## Requirement:
Using the listing below, set down each line from the line containing "Lowest singlet levels" through the line containing "2. 6.91 eV (f", both ends included, exactly and with nothing added.

───

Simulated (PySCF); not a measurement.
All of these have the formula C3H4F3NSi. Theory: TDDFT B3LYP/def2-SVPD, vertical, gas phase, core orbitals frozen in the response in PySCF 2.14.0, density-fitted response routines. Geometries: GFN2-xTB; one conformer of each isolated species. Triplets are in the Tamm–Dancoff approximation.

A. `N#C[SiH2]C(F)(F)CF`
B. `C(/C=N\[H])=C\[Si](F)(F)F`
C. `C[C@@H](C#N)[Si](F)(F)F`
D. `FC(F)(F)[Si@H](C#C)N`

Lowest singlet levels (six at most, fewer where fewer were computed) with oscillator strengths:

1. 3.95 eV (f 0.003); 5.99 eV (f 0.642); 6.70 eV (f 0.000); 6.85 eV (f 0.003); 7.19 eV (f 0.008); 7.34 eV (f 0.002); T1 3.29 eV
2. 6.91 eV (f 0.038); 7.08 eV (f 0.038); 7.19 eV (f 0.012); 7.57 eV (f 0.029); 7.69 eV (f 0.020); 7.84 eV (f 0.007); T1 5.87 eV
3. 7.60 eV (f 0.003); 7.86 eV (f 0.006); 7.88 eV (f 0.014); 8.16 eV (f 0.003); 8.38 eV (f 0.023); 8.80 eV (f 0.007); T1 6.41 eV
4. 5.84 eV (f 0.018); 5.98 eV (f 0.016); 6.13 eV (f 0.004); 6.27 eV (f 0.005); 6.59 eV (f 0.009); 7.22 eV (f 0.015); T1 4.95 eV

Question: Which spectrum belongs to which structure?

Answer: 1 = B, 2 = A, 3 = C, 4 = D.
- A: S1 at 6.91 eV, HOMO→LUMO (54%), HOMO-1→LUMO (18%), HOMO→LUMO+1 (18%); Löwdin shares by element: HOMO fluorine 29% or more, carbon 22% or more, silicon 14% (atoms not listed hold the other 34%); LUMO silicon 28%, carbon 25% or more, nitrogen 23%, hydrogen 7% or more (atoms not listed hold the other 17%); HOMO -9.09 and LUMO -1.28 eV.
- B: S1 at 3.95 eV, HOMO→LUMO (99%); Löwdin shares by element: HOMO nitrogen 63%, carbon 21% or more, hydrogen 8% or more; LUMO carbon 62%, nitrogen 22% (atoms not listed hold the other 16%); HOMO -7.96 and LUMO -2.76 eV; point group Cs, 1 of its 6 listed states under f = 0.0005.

───

## Exercise response:
Lowest singlet levels (six at most, fewer where fewer were computed) with oscillator strengths:

1. 3.95 eV (f 0.003); 5.99 eV (f 0.642); 6.70 eV (f 0.000); 6.85 eV (f 0.003); 7.19 eV (f 0.008); 7.34 eV (f 0.002); T1 3.29 eV
2. 6.91 eV (f 0.038); 7.08 eV (f 0.038); 7.19 eV (f 0.012); 7.57 eV (f 0.029); 7.69 eV (f 0.020); 7.84 eV (f 0.007); T1 5.87 eV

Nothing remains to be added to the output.